**ACTION ITEM**
Retype exactly the lines that run from the start of the data to the line holding "1.285148 | -5.29796499 |", including both, and only those.

----- DATA LISTING
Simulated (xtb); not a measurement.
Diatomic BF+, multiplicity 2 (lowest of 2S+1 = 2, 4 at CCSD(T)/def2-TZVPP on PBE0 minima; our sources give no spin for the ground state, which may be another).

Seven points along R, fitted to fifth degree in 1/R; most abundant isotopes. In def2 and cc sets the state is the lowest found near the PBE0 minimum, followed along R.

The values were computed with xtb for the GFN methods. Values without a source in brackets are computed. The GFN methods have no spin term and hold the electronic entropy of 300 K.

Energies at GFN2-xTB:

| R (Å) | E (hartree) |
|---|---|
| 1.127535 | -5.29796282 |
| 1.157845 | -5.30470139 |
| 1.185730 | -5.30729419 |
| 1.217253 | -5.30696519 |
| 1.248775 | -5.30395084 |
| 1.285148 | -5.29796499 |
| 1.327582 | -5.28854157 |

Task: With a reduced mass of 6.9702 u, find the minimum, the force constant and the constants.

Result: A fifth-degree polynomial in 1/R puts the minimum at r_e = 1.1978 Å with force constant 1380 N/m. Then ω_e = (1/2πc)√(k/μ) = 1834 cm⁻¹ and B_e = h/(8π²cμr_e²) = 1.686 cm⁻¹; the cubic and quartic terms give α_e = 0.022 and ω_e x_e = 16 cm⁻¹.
----------

**WRITTEN ANSWER**
Simulated (xtb); not a measurement.
Diatomic BF+, multiplicity 2 (lowest of 2S+1 = 2, 4 at CCSD(T)/def2-TZVPP on PBE0 minima; our sources give no spin for the ground state, which may be another).

Seven points along R, fitted to fifth degree in 1/R; most abundant isotopes. In def2 and cc sets the state is the lowest found near the PBE0 minimum, followed along R.

The values were computed with xtb for the GFN methods. Values without a source in brackets are computed. The GFN methods have no spin term and hold the electronic entropy of 300 K.

Energies at GFN2-xTB:

| R (Å) | E (hartree) |
|---|---|
| 1.127535 | -5.29796282 |
| 1.157845 | -5.30470139 |
| 1.185730 | -5.30729419 |
| 1.217253 | -5.30696519 |
| 1.248775 | -5.30395084 |
| 1.285148 | -5.29796499 |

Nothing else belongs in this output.